### Work request
Write out the whole listing, matching it exactly.

### Excerpted records
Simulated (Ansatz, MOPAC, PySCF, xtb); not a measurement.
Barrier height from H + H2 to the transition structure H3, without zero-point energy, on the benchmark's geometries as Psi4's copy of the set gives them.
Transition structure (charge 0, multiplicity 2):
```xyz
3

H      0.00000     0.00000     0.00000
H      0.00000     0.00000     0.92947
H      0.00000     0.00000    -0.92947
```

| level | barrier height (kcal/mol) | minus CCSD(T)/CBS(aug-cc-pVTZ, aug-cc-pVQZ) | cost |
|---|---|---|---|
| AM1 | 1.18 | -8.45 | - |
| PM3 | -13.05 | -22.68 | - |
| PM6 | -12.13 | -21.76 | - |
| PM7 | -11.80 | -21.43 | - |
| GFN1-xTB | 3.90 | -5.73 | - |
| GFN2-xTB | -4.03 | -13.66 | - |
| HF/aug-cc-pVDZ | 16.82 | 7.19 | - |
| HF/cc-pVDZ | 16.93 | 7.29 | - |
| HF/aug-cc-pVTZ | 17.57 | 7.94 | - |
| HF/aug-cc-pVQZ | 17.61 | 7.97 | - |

### Answer box
Simulated (Ansatz, MOPAC, PySCF, xtb); not a measurement.
Barrier height from H + H2 to the transition structure H3, without zero-point energy, on the benchmark's geometries as Psi4's copy of the set gives them.
Transition structure (charge 0, multiplicity 2):
```xyz
3

H      0.00000     0.00000     0.00000
H      0.00000     0.00000     0.92947
H      0.00000     0.00000    -0.92947
```

| level | barrier height (kcal/mol) | minus CCSD(T)/CBS(aug-cc-pVTZ, aug-cc-pVQZ) | cost |
|---|---|---|---|
| AM1 | 1.18 | -8.45 | - |
| PM3 | -13.05 | -22.68 | - |
| PM6 | -12.13 | -21.76 | - |
| PM7 | -11.80 | -21.43 | - |
| GFN1-xTB | 3.90 | -5.73 | - |
| GFN2-xTB | -4.03 | -13.66 | - |
| HF/aug-cc-pVDZ | 16.82 | 7.19 | - |
| HF/cc-pVDZ | 16.93 | 7.29 | - |
| HF/aug-cc-pVTZ | 17.57 | 7.94 | - |
| HF/aug-cc-pVQZ | 17.61 | 7.97 | - |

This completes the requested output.